Take the entries below and reproduce them word for word.

══ PROVIDED RECORDS
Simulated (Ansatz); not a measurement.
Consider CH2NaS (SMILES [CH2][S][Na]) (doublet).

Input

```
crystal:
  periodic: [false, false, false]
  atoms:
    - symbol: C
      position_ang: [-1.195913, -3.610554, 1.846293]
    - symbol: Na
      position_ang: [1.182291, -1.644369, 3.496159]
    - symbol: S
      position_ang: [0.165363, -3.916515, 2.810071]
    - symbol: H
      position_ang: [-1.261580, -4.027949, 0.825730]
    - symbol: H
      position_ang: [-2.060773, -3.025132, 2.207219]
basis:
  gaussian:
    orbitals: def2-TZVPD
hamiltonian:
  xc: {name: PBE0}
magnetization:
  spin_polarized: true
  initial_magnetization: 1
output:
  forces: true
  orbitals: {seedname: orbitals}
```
════

• _RESPONSE BOX_:
Simulated (Ansatz); not a measurement.
Consider CH2NaS (SMILES [CH2][S][Na]) (doublet).

Input

```
crystal:
  periodic: [false, false, false]
  atoms:
    - symbol: C
      position_ang: [-1.195913, -3.610554, 1.846293]
    - symbol: Na
      position_ang: [1.182291, -1.644369, 3.496159]
    - symbol: S
      position_ang: [0.165363, -3.916515, 2.810071]
    - symbol: H
      position_ang: [-1.261580, -4.027949, 0.825730]
    - symbol: H
      position_ang: [-2.060773, -3.025132, 2.207219]
basis:
  gaussian:
    orbitals: def2-TZVPD
hamiltonian:
  xc: {name: PBE0}
magnetization:
  spin_polarized: true
  initial_magnetization: 1
output:
  forces: true
  orbitals: {seedname: orbitals}
```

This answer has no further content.